Task item:
Print, exactly as they stand, the lines from the start of the listing to the line containing "NBANDS = 13 |", inclusive.

Data under study:
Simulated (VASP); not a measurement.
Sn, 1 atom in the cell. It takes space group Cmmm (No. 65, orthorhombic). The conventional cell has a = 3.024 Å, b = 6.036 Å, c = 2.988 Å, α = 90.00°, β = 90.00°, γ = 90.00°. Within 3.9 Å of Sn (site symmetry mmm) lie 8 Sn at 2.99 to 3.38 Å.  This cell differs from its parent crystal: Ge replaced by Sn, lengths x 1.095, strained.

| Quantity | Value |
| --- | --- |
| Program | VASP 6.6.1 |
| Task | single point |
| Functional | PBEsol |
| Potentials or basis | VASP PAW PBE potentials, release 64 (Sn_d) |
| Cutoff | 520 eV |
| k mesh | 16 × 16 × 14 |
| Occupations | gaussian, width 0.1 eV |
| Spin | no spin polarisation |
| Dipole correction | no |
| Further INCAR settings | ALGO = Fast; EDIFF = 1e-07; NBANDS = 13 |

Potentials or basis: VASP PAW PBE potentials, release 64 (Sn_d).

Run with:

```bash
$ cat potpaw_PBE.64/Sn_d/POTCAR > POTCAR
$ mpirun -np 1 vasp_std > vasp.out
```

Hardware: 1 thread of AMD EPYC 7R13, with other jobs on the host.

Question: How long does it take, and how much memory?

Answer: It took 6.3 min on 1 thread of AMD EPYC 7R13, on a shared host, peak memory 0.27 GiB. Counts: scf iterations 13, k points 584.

Exercise result:
Simulated (VASP); not a measurement.
Sn, 1 atom in the cell. It takes space group Cmmm (No. 65, orthorhombic). The conventional cell has a = 3.024 Å, b = 6.036 Å, c = 2.988 Å, α = 90.00°, β = 90.00°, γ = 90.00°. Within 3.9 Å of Sn (site symmetry mmm) lie 8 Sn at 2.99 to 3.38 Å.  This cell differs from its parent crystal: Ge replaced by Sn, lengths x 1.095, strained.

| Quantity | Value |
| --- | --- |
| Program | VASP 6.6.1 |
| Task | single point |
| Functional | PBEsol |
| Potentials or basis | VASP PAW PBE potentials, release 64 (Sn_d) |
| Cutoff | 520 eV |
| k mesh | 16 × 16 × 14 |
| Occupations | gaussian, width 0.1 eV |
| Spin | no spin polarisation |
| Dipole correction | no |
| Further INCAR settings | ALGO = Fast; EDIFF = 1e-07; NBANDS = 13 |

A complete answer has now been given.